====
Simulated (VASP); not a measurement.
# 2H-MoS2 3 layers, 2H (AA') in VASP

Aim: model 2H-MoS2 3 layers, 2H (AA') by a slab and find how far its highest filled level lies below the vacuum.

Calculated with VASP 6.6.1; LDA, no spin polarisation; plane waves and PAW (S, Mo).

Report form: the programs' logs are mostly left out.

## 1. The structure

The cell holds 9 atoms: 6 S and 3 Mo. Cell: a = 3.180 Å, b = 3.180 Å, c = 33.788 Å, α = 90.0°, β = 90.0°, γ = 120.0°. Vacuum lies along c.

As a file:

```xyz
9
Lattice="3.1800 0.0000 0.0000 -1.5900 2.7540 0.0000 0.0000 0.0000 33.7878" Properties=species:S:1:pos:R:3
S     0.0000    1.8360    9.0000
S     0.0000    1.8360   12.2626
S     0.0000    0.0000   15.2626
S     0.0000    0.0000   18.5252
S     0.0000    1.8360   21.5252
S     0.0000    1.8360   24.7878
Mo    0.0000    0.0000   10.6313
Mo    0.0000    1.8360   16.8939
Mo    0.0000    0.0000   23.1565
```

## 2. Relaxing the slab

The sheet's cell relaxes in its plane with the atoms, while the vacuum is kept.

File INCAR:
====

§ Brief:
What is needed here is an exact copy of every record.

§ Solution:
Simulated (VASP); not a measurement.
# 2H-MoS2 3 layers, 2H (AA') in VASP

Aim: model 2H-MoS2 3 layers, 2H (AA') by a slab and find how far its highest filled level lies below the vacuum.

Calculated with VASP 6.6.1; LDA, no spin polarisation; plane waves and PAW (S, Mo).

Report form: the programs' logs are mostly left out.

## 1. The structure

The cell holds 9 atoms: 6 S and 3 Mo. Cell: a = 3.180 Å, b = 3.180 Å, c = 33.788 Å, α = 90.0°, β = 90.0°, γ = 120.0°. Vacuum lies along c.

As a file:

```xyz
9
Lattice="3.1800 0.0000 0.0000 -1.5900 2.7540 0.0000 0.0000 0.0000 33.7878" Properties=species:S:1:pos:R:3
S     0.0000    1.8360    9.0000
S     0.0000    1.8360   12.2626
S     0.0000    0.0000   15.2626
S     0.0000    0.0000   18.5252
S     0.0000    1.8360   21.5252
S     0.0000    1.8360   24.7878
Mo    0.0000    0.0000   10.6313
Mo    0.0000    1.8360   16.8939
Mo    0.0000    0.0000   23.1565
```

## 2. Relaxing the slab

The sheet's cell relaxes in its plane with the atoms, while the vacuum is kept.

File INCAR:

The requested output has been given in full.